WORK REQUEST:
Please write each entry out again exactly as shown.

THE DATA:
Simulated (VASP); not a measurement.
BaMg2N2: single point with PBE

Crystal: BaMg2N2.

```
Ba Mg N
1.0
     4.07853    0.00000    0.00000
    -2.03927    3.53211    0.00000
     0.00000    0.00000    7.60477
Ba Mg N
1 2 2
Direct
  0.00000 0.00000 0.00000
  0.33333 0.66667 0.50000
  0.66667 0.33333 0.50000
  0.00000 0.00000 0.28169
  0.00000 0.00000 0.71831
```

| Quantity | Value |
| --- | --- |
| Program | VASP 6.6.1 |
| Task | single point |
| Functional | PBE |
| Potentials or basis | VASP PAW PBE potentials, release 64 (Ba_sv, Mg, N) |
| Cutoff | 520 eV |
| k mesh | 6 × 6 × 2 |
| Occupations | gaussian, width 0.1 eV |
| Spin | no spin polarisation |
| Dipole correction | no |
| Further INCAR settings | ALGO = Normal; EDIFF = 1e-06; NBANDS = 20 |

YOUR SOLUTION:
Simulated (VASP); not a measurement.
BaMg2N2: single point with PBE

Crystal: BaMg2N2.

```
Ba Mg N
1.0
     4.07853    0.00000    0.00000
    -2.03927    3.53211    0.00000
     0.00000    0.00000    7.60477
Ba Mg N
1 2 2
Direct
  0.00000 0.00000 0.00000
  0.33333 0.66667 0.50000
  0.66667 0.33333 0.50000
  0.00000 0.00000 0.28169
  0.00000 0.00000 0.71831
```

| Quantity | Value |
| --- | --- |
| Program | VASP 6.6.1 |
| Task | single point |
| Functional | PBE |
| Potentials or basis | VASP PAW PBE potentials, release 64 (Ba_sv, Mg, N) |
| Cutoff | 520 eV |
| k mesh | 6 × 6 × 2 |
| Occupations | gaussian, width 0.1 eV |
| Spin | no spin polarisation |
| Dipole correction | no |
| Further INCAR settings | ALGO = Normal; EDIFF = 1e-06; NBANDS = 20 |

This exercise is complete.